※ ※ ※

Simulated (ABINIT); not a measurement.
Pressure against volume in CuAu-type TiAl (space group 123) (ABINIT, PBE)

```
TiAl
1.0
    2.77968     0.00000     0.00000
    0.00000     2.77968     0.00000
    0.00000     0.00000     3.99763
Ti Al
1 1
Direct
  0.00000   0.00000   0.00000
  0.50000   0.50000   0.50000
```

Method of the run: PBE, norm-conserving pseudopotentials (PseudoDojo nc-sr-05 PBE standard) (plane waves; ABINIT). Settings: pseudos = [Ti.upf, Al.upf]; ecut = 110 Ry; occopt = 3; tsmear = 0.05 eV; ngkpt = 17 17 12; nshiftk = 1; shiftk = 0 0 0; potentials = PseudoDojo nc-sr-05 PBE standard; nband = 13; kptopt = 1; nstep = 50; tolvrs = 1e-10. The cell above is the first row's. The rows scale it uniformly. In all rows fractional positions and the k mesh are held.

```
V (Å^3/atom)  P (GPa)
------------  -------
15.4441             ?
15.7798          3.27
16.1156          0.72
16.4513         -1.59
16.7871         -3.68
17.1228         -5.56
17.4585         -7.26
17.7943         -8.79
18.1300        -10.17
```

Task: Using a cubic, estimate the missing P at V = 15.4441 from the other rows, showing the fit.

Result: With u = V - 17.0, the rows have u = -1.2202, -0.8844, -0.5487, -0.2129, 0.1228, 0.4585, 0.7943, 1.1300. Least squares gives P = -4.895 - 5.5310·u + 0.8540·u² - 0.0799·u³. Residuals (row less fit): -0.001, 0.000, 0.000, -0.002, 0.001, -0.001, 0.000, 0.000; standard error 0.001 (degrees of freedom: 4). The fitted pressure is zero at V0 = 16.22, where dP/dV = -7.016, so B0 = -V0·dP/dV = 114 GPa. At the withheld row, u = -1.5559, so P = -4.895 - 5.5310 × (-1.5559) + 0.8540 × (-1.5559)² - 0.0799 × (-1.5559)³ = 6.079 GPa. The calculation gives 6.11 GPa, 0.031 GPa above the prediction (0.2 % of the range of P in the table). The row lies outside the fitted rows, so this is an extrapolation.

※ ※ ※

■ **ASSIGNED TASK**:
Find "Method of the" in the entries above and copy that whole line exactly, then each line after it through the line that contains "Task: Using a".

■ **TASK OUTPUT**:
Method of the run: PBE, norm-conserving pseudopotentials (PseudoDojo nc-sr-05 PBE standard) (plane waves; ABINIT). Settings: pseudos = [Ti.upf, Al.upf]; ecut = 110 Ry; occopt = 3; tsmear = 0.05 eV; ngkpt = 17 17 12; nshiftk = 1; shiftk = 0 0 0; potentials = PseudoDojo nc-sr-05 PBE standard; nband = 13; kptopt = 1; nstep = 50; tolvrs = 1e-10. The cell above is the first row's. The rows scale it uniformly. In all rows fractional positions and the k mesh are held.

```
V (Å^3/atom)  P (GPa)
------------  -------
15.4441             ?
15.7798          3.27
16.1156          0.72
16.4513         -1.59
16.7871         -3.68
17.1228         -5.56
17.4585         -7.26
17.7943         -8.79
18.1300        -10.17
```

Task: Using a cubic, estimate the missing P at V = 15.4441 from the other rows, showing the fit.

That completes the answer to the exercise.